WORK TASK
The entries below are to be written out again without alteration.

LISTED ENTRIES
_ _ _ _ _

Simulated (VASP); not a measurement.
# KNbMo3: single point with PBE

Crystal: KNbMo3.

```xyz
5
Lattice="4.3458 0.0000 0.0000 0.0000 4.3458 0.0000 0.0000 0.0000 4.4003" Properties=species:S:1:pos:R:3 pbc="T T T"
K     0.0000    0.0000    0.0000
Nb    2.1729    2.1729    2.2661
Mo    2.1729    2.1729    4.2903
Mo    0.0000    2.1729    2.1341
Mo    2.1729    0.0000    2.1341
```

_ _ _ _ _

TASK OUTPUT
Simulated (VASP); not a measurement.
# KNbMo3: single point with PBE

Crystal: KNbMo3.

```xyz
5
Lattice="4.3458 0.0000 0.0000 0.0000 4.3458 0.0000 0.0000 0.0000 4.4003" Properties=species:S:1:pos:R:3 pbc="T T T"
K     0.0000    0.0000    0.0000
Nb    2.1729    2.1729    2.2661
Mo    2.1729    2.1729    4.2903
Mo    0.0000    2.1729    2.1341
Mo    2.1729    0.0000    2.1341
```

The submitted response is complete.